(Source information begins)

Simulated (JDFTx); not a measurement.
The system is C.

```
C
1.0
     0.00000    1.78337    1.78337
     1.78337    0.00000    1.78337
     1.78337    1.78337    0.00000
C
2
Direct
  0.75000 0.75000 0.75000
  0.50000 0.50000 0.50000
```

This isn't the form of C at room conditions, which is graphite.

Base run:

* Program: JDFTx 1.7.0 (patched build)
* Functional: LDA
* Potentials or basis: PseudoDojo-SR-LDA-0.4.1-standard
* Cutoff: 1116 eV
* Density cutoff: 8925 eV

(Source information ends)

Activity —
Every line of the data must be written out again word for word.

Answer section —
Simulated (JDFTx); not a measurement.
The system is C.

```
C
1.0
     0.00000    1.78337    1.78337
     1.78337    0.00000    1.78337
     1.78337    1.78337    0.00000
C
2
Direct
  0.75000 0.75000 0.75000
  0.50000 0.50000 0.50000
```

This isn't the form of C at room conditions, which is graphite.

Base run:

* Program: JDFTx 1.7.0 (patched build)
* Functional: LDA
* Potentials or basis: PseudoDojo-SR-LDA-0.4.1-standard
* Cutoff: 1116 eV
* Density cutoff: 8925 eV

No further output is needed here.